Action item | Restate the entries below verbatim.

Excerpted data START
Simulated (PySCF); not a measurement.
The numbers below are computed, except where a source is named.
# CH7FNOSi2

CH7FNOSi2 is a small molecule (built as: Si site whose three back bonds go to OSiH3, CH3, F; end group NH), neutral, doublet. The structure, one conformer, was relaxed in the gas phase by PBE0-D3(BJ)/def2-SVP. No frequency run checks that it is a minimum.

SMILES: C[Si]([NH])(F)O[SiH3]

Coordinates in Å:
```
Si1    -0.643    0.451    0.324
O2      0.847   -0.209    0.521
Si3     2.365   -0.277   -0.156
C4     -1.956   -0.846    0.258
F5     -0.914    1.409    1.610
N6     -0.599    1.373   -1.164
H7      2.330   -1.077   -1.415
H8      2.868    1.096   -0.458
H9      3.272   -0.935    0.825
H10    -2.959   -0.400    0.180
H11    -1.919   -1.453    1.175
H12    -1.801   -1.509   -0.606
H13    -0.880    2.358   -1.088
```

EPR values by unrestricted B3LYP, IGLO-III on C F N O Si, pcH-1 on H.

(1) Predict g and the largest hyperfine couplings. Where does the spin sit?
Excerpted data END

Problem solution |
Simulated (PySCF); not a measurement.
The numbers below are computed, except where a source is named.
# CH7FNOSi2

CH7FNOSi2 is a small molecule (built as: Si site whose three back bonds go to OSiH3, CH3, F; end group NH), neutral, doublet. The structure, one conformer, was relaxed in the gas phase by PBE0-D3(BJ)/def2-SVP. No frequency run checks that it is a minimum.

SMILES: C[Si]([NH])(F)O[SiH3]

Coordinates in Å:
```
Si1    -0.643    0.451    0.324
O2      0.847   -0.209    0.521
Si3     2.365   -0.277   -0.156
C4     -1.956   -0.846    0.258
F5     -0.914    1.409    1.610
N6     -0.599    1.373   -1.164
H7      2.330   -1.077   -1.415
H8      2.868    1.096   -0.458
H9      3.272   -0.935    0.825
H10    -2.959   -0.400    0.180
H11    -1.919   -1.453    1.175
H12    -1.801   -1.509   -0.606
H13    -0.880    2.358   -1.088
```

EPR values by unrestricted B3LYP, IGLO-III on C F N O Si, pcH-1 on H.

(1) Predict g and the largest hyperfine couplings. Where does the spin sit?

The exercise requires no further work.